## WORK ORDER
What you write should be an exact copy of the material, from its first line through the line containing "-2.18 | -2.87 |".

***** DATASET ENTRIES *****
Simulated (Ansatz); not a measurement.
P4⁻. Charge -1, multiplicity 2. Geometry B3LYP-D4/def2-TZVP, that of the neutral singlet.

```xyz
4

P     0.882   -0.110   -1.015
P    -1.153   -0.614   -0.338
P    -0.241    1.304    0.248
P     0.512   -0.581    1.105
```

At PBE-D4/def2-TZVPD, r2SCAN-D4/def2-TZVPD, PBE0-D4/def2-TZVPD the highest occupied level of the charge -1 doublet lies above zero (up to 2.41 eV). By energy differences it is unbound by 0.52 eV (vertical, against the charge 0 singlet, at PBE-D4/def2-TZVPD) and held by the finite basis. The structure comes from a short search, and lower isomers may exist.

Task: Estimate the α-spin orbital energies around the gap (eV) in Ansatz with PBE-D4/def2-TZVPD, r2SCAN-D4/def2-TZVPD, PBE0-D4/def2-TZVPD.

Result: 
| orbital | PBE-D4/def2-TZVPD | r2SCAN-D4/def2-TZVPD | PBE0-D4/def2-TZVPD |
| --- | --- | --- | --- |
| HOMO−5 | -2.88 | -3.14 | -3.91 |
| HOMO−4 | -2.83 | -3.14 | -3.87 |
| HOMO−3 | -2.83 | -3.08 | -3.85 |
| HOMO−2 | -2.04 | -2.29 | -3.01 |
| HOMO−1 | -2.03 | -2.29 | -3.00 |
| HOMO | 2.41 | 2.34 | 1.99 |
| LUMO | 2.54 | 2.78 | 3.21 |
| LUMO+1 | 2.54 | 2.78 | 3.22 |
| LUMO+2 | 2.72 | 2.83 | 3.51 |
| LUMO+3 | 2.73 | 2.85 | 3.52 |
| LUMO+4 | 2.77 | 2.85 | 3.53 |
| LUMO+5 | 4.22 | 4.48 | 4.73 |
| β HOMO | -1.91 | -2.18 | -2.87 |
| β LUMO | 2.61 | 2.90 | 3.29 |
*****

## WRITTEN RESPONSE
Simulated (Ansatz); not a measurement.
P4⁻. Charge -1, multiplicity 2. Geometry B3LYP-D4/def2-TZVP, that of the neutral singlet.

```xyz
4

P     0.882   -0.110   -1.015
P    -1.153   -0.614   -0.338
P    -0.241    1.304    0.248
P     0.512   -0.581    1.105
```

At PBE-D4/def2-TZVPD, r2SCAN-D4/def2-TZVPD, PBE0-D4/def2-TZVPD the highest occupied level of the charge -1 doublet lies above zero (up to 2.41 eV). By energy differences it is unbound by 0.52 eV (vertical, against the charge 0 singlet, at PBE-D4/def2-TZVPD) and held by the finite basis. The structure comes from a short search, and lower isomers may exist.

Task: Estimate the α-spin orbital energies around the gap (eV) in Ansatz with PBE-D4/def2-TZVPD, r2SCAN-D4/def2-TZVPD, PBE0-D4/def2-TZVPD.

Result: 
| orbital | PBE-D4/def2-TZVPD | r2SCAN-D4/def2-TZVPD | PBE0-D4/def2-TZVPD |
| --- | --- | --- | --- |
| HOMO−5 | -2.88 | -3.14 | -3.91 |
| HOMO−4 | -2.83 | -3.14 | -3.87 |
| HOMO−3 | -2.83 | -3.08 | -3.85 |
| HOMO−2 | -2.04 | -2.29 | -3.01 |
| HOMO−1 | -2.03 | -2.29 | -3.00 |
| HOMO | 2.41 | 2.34 | 1.99 |
| LUMO | 2.54 | 2.78 | 3.21 |
| LUMO+1 | 2.54 | 2.78 | 3.22 |
| LUMO+2 | 2.72 | 2.83 | 3.51 |
| LUMO+3 | 2.73 | 2.85 | 3.52 |
| LUMO+4 | 2.77 | 2.85 | 3.53 |
| LUMO+5 | 4.22 | 4.48 | 4.73 |
| β HOMO | -1.91 | -2.18 | -2.87 |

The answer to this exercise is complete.